'''

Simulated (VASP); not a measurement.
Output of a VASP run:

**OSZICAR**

'''

> **Assignment**: No line may be left out; the records are to be transcribed in full.

> **Exercise response**:
Simulated (VASP); not a measurement.
Output of a VASP run:

**OSZICAR**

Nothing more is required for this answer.